BRIEF >> Reproduce the records that follow exactly as they appear.

DATA PROVIDED >>
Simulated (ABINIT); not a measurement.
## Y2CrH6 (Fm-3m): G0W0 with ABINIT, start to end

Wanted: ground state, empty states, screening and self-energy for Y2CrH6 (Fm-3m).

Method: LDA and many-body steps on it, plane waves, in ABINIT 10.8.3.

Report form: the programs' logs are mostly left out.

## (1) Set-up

EXERCISE OUTPUT >>
Simulated (ABINIT); not a measurement.
## Y2CrH6 (Fm-3m): G0W0 with ABINIT, start to end

Wanted: ground state, empty states, screening and self-energy for Y2CrH6 (Fm-3m).

Method: LDA and many-body steps on it, plane waves, in ABINIT 10.8.3.

Report form: the programs' logs are mostly left out.

## (1) Set-up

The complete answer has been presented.